Copy out the entries exactly. Print them in full.

[[ DATASET CONTENT open ]]

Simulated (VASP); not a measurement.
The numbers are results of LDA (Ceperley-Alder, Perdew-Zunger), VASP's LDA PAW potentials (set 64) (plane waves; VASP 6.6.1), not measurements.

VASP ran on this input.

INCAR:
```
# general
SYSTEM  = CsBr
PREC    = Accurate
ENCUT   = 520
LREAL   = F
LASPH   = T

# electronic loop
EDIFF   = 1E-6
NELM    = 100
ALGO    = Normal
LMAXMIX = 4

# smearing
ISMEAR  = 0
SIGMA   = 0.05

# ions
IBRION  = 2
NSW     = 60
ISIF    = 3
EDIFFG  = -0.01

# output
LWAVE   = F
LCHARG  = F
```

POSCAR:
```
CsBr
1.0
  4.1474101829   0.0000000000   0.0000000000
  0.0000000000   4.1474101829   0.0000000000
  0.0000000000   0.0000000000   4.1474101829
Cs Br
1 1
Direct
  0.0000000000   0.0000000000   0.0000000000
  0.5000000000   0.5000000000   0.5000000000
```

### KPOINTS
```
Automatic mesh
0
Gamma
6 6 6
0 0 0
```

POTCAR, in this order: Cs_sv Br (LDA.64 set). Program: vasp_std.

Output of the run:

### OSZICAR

[[ DATASET CONTENT closed ]]

_EXERCISE RESPONSE_
Simulated (VASP); not a measurement.
The numbers are results of LDA (Ceperley-Alder, Perdew-Zunger), VASP's LDA PAW potentials (set 64) (plane waves; VASP 6.6.1), not measurements.

VASP ran on this input.

INCAR:
```
# general
SYSTEM  = CsBr
PREC    = Accurate
ENCUT   = 520
LREAL   = F
LASPH   = T

# electronic loop
EDIFF   = 1E-6
NELM    = 100
ALGO    = Normal
LMAXMIX = 4

# smearing
ISMEAR  = 0
SIGMA   = 0.05

# ions
IBRION  = 2
NSW     = 60
ISIF    = 3
EDIFFG  = -0.01

# output
LWAVE   = F
LCHARG  = F
```

POSCAR:
```
CsBr
1.0
  4.1474101829   0.0000000000   0.0000000000
  0.0000000000   4.1474101829   0.0000000000
  0.0000000000   0.0000000000   4.1474101829
Cs Br
1 1
Direct
  0.0000000000   0.0000000000   0.0000000000
  0.5000000000   0.5000000000   0.5000000000
```

### KPOINTS
```
Automatic mesh
0
Gamma
6 6 6
0 0 0
```

POTCAR, in this order: Cs_sv Br (LDA.64 set). Program: vasp_std.

Output of the run:

### OSZICAR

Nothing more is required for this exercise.